* [Listed entries]
□ □ □ □ □

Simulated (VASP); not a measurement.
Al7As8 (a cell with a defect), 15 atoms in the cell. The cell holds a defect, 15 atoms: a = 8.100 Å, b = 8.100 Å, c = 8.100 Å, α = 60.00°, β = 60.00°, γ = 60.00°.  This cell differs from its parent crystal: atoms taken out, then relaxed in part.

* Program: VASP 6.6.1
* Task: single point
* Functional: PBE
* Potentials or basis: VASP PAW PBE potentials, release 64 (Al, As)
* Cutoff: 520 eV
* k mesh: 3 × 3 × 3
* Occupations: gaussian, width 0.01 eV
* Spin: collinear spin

□ □ □ □ □

Line by line, please copy the listing exactly.

* [Task output]
Simulated (VASP); not a measurement.
Al7As8 (a cell with a defect), 15 atoms in the cell. The cell holds a defect, 15 atoms: a = 8.100 Å, b = 8.100 Å, c = 8.100 Å, α = 60.00°, β = 60.00°, γ = 60.00°.  This cell differs from its parent crystal: atoms taken out, then relaxed in part.

* Program: VASP 6.6.1
* Task: single point
* Functional: PBE
* Potentials or basis: VASP PAW PBE potentials, release 64 (Al, As)
* Cutoff: 520 eV
* k mesh: 3 × 3 × 3
* Occupations: gaussian, width 0.01 eV
* Spin: collinear spin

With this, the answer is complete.